_REQUIREMENT:_
Send back all of the records, each one exactly as written.

_DATASET ENTRIES:_
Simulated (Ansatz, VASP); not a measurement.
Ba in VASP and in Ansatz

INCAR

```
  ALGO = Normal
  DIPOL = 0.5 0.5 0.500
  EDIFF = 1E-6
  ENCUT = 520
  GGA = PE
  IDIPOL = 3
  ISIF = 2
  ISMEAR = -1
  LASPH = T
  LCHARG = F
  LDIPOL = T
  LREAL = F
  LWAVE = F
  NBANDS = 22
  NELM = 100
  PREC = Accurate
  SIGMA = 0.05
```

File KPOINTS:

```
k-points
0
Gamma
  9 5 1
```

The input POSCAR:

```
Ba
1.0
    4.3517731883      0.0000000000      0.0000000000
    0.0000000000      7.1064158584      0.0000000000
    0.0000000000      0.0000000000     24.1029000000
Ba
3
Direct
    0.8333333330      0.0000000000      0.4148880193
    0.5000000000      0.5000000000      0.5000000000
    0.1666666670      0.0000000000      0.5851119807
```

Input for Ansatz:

_SOLUTION:_
Simulated (Ansatz, VASP); not a measurement.
Ba in VASP and in Ansatz

INCAR

```
  ALGO = Normal
  DIPOL = 0.5 0.5 0.500
  EDIFF = 1E-6
  ENCUT = 520
  GGA = PE
  IDIPOL = 3
  ISIF = 2
  ISMEAR = -1
  LASPH = T
  LCHARG = F
  LDIPOL = T
  LREAL = F
  LWAVE = F
  NBANDS = 22
  NELM = 100
  PREC = Accurate
  SIGMA = 0.05
```

File KPOINTS:

```
k-points
0
Gamma
  9 5 1
```

The input POSCAR:

```
Ba
1.0
    4.3517731883      0.0000000000      0.0000000000
    0.0000000000      7.1064158584      0.0000000000
    0.0000000000      0.0000000000     24.1029000000
Ba
3
Direct
    0.8333333330      0.0000000000      0.4148880193
    0.5000000000      0.5000000000      0.5000000000
    0.1666666670      0.0000000000      0.5851119807
```

Input for Ansatz:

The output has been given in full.